# Exercise
Retyping the entries exactly is all that is required.

[Start of section]

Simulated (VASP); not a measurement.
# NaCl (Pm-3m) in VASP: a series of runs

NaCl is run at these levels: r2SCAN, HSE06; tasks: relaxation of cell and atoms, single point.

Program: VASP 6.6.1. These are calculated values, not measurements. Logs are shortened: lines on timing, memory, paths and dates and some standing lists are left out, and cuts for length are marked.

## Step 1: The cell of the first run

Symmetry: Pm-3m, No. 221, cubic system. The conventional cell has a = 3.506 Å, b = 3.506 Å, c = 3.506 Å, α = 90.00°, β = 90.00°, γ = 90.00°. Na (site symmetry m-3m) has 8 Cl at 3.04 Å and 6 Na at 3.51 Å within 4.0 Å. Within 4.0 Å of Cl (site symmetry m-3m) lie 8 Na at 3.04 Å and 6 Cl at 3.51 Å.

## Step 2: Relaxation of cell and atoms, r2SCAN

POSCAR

[End of section]

# Exercise result
Simulated (VASP); not a measurement.
# NaCl (Pm-3m) in VASP: a series of runs

NaCl is run at these levels: r2SCAN, HSE06; tasks: relaxation of cell and atoms, single point.

Program: VASP 6.6.1. These are calculated values, not measurements. Logs are shortened: lines on timing, memory, paths and dates and some standing lists are left out, and cuts for length are marked.

## Step 1: The cell of the first run

Symmetry: Pm-3m, No. 221, cubic system. The conventional cell has a = 3.506 Å, b = 3.506 Å, c = 3.506 Å, α = 90.00°, β = 90.00°, γ = 90.00°. Na (site symmetry m-3m) has 8 Cl at 3.04 Å and 6 Na at 3.51 Å within 4.0 Å. Within 4.0 Å of Cl (site symmetry m-3m) lie 8 Na at 3.04 Å and 6 Cl at 3.51 Å.

## Step 2: Relaxation of cell and atoms, r2SCAN

POSCAR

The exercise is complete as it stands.